• PROVIDED RECORDS
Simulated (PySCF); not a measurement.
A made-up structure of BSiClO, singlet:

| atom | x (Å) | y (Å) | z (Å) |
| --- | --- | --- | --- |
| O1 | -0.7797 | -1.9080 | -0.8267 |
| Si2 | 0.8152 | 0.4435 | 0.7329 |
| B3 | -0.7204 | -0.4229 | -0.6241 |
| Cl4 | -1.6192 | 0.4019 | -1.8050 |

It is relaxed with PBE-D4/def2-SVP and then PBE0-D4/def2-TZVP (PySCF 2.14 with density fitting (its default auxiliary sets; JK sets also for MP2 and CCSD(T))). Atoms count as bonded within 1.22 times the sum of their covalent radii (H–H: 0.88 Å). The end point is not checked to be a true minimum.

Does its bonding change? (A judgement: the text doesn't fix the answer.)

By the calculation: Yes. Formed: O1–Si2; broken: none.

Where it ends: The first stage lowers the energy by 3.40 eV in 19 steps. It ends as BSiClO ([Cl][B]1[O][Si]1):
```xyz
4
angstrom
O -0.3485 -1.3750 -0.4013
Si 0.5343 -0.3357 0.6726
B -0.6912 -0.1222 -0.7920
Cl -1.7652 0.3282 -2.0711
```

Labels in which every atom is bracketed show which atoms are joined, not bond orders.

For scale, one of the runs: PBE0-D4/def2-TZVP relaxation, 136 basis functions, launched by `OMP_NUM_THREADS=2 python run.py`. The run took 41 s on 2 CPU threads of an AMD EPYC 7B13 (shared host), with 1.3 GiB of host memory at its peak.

• WORK ORDER
Set down each line of the material verbatim, from the first line through the line that contains "Labels in which".

• ANSWER BOX
Simulated (PySCF); not a measurement.
A made-up structure of BSiClO, singlet:

| atom | x (Å) | y (Å) | z (Å) |
| --- | --- | --- | --- |
| O1 | -0.7797 | -1.9080 | -0.8267 |
| Si2 | 0.8152 | 0.4435 | 0.7329 |
| B3 | -0.7204 | -0.4229 | -0.6241 |
| Cl4 | -1.6192 | 0.4019 | -1.8050 |

It is relaxed with PBE-D4/def2-SVP and then PBE0-D4/def2-TZVP (PySCF 2.14 with density fitting (its default auxiliary sets; JK sets also for MP2 and CCSD(T))). Atoms count as bonded within 1.22 times the sum of their covalent radii (H–H: 0.88 Å). The end point is not checked to be a true minimum.

Does its bonding change? (A judgement: the text doesn't fix the answer.)

By the calculation: Yes. Formed: O1–Si2; broken: none.

Where it ends: The first stage lowers the energy by 3.40 eV in 19 steps. It ends as BSiClO ([Cl][B]1[O][Si]1):
```xyz
4
angstrom
O -0.3485 -1.3750 -0.4013
Si 0.5343 -0.3357 0.6726
B -0.6912 -0.1222 -0.7920
Cl -1.7652 0.3282 -2.0711
```

Labels in which every atom is bracketed show which atoms are joined, not bond orders.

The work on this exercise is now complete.